• **WORK ITEM**
Each line below is to be copied out exactly, and none may be omitted.

• **RECORD EXTRACTS**
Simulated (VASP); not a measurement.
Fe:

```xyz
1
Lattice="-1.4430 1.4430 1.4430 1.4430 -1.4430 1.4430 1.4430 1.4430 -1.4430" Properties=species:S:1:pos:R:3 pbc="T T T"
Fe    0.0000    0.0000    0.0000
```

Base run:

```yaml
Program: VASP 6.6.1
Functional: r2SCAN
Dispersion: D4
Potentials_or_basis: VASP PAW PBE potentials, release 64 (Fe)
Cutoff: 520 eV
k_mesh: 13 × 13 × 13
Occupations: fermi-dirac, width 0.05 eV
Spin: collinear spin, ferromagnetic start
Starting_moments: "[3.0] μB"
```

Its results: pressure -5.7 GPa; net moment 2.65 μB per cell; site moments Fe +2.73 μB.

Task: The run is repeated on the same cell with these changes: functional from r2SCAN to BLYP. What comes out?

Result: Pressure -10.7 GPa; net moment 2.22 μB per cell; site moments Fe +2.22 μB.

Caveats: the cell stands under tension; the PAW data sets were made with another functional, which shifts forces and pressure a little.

• **RESPONSE BOX**
Simulated (VASP); not a measurement.
Fe:

```xyz
1
Lattice="-1.4430 1.4430 1.4430 1.4430 -1.4430 1.4430 1.4430 1.4430 -1.4430" Properties=species:S:1:pos:R:3 pbc="T T T"
Fe    0.0000    0.0000    0.0000
```

Base run:

```yaml
Program: VASP 6.6.1
Functional: r2SCAN
Dispersion: D4
Potentials_or_basis: VASP PAW PBE potentials, release 64 (Fe)
Cutoff: 520 eV
k_mesh: 13 × 13 × 13
Occupations: fermi-dirac, width 0.05 eV
Spin: collinear spin, ferromagnetic start
Starting_moments: "[3.0] μB"
```

Its results: pressure -5.7 GPa; net moment 2.65 μB per cell; site moments Fe +2.73 μB.

Task: The run is repeated on the same cell with these changes: functional from r2SCAN to BLYP. What comes out?

Result: Pressure -10.7 GPa; net moment 2.22 μB per cell; site moments Fe +2.22 μB.

Caveats: the cell stands under tension; the PAW data sets were made with another functional, which shifts forces and pressure a little.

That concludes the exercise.